Reproduce, without any change, the span of lines from the opening of the records below to the line containing "VASP 6.6.1 |", inclusive.

** RECORDS SUPPLIED follows **

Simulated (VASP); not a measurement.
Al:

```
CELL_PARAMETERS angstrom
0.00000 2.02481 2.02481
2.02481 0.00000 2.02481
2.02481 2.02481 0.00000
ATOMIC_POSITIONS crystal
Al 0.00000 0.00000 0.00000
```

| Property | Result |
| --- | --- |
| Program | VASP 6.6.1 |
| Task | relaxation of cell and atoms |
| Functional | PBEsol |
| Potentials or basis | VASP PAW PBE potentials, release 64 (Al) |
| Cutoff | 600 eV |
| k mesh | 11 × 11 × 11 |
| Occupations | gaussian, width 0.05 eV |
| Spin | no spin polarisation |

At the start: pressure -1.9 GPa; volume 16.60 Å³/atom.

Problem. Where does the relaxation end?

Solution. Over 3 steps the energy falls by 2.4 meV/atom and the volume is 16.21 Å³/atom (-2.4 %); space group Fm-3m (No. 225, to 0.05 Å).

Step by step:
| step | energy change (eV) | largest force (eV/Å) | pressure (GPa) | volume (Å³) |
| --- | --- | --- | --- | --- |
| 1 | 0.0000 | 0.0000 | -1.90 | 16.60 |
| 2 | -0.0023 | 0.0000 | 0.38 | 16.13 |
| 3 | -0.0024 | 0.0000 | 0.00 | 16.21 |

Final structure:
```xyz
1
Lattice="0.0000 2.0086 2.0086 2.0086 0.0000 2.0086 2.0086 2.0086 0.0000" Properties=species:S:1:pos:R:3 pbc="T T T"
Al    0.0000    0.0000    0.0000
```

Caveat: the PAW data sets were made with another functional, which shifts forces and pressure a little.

** End of RECORDS SUPPLIED **

**EXPECTED ANSWER**.
Simulated (VASP); not a measurement.
Al:

```
CELL_PARAMETERS angstrom
0.00000 2.02481 2.02481
2.02481 0.00000 2.02481
2.02481 2.02481 0.00000
ATOMIC_POSITIONS crystal
Al 0.00000 0.00000 0.00000
```

| Property | Result |
| --- | --- |
| Program | VASP 6.6.1 |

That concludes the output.